• Work task:
Return the lines below exactly, from the first one through the line that has "D) C=C(C)[SiH2]N". Leave out everything after it.

• Data extracts:
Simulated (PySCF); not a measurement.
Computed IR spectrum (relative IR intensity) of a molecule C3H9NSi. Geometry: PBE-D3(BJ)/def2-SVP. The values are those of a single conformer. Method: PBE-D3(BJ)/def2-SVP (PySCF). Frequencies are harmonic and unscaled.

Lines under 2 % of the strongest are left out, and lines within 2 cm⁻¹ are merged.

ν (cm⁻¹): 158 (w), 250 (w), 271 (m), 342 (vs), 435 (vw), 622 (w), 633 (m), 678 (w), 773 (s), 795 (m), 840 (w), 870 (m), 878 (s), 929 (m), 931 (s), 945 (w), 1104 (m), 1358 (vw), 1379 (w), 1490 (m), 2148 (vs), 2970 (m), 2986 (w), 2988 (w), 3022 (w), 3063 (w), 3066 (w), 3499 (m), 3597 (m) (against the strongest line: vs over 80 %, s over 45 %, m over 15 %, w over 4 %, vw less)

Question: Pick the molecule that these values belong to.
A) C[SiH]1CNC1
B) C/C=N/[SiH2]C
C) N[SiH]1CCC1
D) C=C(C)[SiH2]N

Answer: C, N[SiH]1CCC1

• Solution:
Simulated (PySCF); not a measurement.
Computed IR spectrum (relative IR intensity) of a molecule C3H9NSi. Geometry: PBE-D3(BJ)/def2-SVP. The values are those of a single conformer. Method: PBE-D3(BJ)/def2-SVP (PySCF). Frequencies are harmonic and unscaled.

Lines under 2 % of the strongest are left out, and lines within 2 cm⁻¹ are merged.

ν (cm⁻¹): 158 (w), 250 (w), 271 (m), 342 (vs), 435 (vw), 622 (w), 633 (m), 678 (w), 773 (s), 795 (m), 840 (w), 870 (m), 878 (s), 929 (m), 931 (s), 945 (w), 1104 (m), 1358 (vw), 1379 (w), 1490 (m), 2148 (vs), 2970 (m), 2986 (w), 2988 (w), 3022 (w), 3063 (w), 3066 (w), 3499 (m), 3597 (m) (against the strongest line: vs over 80 %, s over 45 %, m over 15 %, w over 4 %, vw less)

Question: Pick the molecule that these values belong to.
A) C[SiH]1CNC1
B) C/C=N/[SiH2]C
C) N[SiH]1CCC1
D) C=C(C)[SiH2]N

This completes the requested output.